Exercise: Find the line with "0.35 | 2.25 |" in the entries below. Repeat it, every following line, and the line with "It has no gap", exactly and with nothing added.

Data extracts:
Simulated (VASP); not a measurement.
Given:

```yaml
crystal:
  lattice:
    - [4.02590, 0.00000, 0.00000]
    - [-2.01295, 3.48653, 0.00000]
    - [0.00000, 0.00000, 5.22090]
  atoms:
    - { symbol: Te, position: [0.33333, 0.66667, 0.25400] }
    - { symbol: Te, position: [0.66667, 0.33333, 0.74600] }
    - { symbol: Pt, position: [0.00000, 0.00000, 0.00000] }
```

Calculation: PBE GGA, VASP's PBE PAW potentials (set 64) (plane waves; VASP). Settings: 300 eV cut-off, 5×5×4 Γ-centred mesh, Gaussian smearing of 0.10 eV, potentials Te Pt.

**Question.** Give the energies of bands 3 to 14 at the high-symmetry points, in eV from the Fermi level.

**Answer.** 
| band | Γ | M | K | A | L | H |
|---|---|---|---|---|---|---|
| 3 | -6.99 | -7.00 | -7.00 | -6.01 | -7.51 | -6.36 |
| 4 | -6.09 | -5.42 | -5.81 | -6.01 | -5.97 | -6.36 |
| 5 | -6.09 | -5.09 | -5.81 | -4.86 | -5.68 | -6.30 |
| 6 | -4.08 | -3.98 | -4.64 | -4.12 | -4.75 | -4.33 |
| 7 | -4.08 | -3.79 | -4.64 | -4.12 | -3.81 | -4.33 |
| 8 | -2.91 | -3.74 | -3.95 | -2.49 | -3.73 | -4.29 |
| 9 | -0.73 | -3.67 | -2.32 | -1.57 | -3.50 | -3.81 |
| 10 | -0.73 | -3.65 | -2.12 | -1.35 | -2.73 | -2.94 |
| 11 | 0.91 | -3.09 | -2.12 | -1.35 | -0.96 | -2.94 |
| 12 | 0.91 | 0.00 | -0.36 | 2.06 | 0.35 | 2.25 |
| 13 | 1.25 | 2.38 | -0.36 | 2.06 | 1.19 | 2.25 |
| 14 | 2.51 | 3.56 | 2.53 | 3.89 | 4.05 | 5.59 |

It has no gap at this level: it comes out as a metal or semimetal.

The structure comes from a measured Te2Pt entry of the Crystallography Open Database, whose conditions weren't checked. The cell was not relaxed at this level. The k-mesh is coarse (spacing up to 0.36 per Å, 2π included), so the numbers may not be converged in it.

Expected answer:
| 12 | 0.91 | 0.00 | -0.36 | 2.06 | 0.35 | 2.25 |
| 13 | 1.25 | 2.38 | -0.36 | 2.06 | 1.19 | 2.25 |
| 14 | 2.51 | 3.56 | 2.53 | 3.89 | 4.05 | 5.59 |

It has no gap at this level: it comes out as a metal or semimetal.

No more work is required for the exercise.